## Provided material
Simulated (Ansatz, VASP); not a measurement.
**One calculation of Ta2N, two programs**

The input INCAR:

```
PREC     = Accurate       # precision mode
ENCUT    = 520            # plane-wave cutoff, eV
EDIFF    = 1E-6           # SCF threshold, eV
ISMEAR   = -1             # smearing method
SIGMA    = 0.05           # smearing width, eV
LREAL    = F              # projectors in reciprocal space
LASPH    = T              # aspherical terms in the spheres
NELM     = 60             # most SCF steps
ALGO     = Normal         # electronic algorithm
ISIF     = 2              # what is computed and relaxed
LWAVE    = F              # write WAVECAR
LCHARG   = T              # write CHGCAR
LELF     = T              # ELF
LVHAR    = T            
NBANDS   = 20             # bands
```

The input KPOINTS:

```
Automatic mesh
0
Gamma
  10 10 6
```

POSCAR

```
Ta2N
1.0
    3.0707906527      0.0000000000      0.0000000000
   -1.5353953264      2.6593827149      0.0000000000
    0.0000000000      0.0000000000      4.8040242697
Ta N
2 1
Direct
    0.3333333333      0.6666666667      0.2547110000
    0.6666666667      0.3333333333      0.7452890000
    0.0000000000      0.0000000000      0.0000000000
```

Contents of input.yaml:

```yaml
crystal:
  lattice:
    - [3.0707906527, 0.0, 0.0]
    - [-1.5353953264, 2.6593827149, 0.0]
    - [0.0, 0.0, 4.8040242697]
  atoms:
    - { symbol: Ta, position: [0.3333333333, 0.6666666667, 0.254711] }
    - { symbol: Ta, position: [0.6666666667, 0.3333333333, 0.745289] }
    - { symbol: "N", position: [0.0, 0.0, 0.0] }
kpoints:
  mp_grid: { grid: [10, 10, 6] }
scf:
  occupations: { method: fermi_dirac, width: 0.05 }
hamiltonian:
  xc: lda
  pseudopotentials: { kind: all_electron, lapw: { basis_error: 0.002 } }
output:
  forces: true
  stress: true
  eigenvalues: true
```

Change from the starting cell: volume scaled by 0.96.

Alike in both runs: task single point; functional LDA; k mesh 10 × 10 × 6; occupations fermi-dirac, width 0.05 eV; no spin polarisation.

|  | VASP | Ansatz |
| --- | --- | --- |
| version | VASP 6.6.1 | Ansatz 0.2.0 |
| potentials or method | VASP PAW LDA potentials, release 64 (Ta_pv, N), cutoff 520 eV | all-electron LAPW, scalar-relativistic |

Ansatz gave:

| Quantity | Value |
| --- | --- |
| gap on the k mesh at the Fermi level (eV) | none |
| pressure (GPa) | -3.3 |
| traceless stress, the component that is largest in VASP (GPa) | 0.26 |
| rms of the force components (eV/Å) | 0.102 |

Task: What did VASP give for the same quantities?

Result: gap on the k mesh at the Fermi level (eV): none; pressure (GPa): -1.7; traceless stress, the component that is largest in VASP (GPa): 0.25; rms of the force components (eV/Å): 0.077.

## Work item
Up to and including the line with "Change from the", write out the records above exactly, starting from their first line.

## Exercise solution
Simulated (Ansatz, VASP); not a measurement.
**One calculation of Ta2N, two programs**

The input INCAR:

```
PREC     = Accurate       # precision mode
ENCUT    = 520            # plane-wave cutoff, eV
EDIFF    = 1E-6           # SCF threshold, eV
ISMEAR   = -1             # smearing method
SIGMA    = 0.05           # smearing width, eV
LREAL    = F              # projectors in reciprocal space
LASPH    = T              # aspherical terms in the spheres
NELM     = 60             # most SCF steps
ALGO     = Normal         # electronic algorithm
ISIF     = 2              # what is computed and relaxed
LWAVE    = F              # write WAVECAR
LCHARG   = T              # write CHGCAR
LELF     = T              # ELF
LVHAR    = T            
NBANDS   = 20             # bands
```

The input KPOINTS:

```
Automatic mesh
0
Gamma
  10 10 6
```

POSCAR

```
Ta2N
1.0
    3.0707906527      0.0000000000      0.0000000000
   -1.5353953264      2.6593827149      0.0000000000
    0.0000000000      0.0000000000      4.8040242697
Ta N
2 1
Direct
    0.3333333333      0.6666666667      0.2547110000
    0.6666666667      0.3333333333      0.7452890000
    0.0000000000      0.0000000000      0.0000000000
```

Contents of input.yaml:

```yaml
crystal:
  lattice:
    - [3.0707906527, 0.0, 0.0]
    - [-1.5353953264, 2.6593827149, 0.0]
    - [0.0, 0.0, 4.8040242697]
  atoms:
    - { symbol: Ta, position: [0.3333333333, 0.6666666667, 0.254711] }
    - { symbol: Ta, position: [0.6666666667, 0.3333333333, 0.745289] }
    - { symbol: "N", position: [0.0, 0.0, 0.0] }
kpoints:
  mp_grid: { grid: [10, 10, 6] }
scf:
  occupations: { method: fermi_dirac, width: 0.05 }
hamiltonian:
  xc: lda
  pseudopotentials: { kind: all_electron, lapw: { basis_error: 0.002 } }
output:
  forces: true
  stress: true
  eigenvalues: true
```

Change from the starting cell: volume scaled by 0.96.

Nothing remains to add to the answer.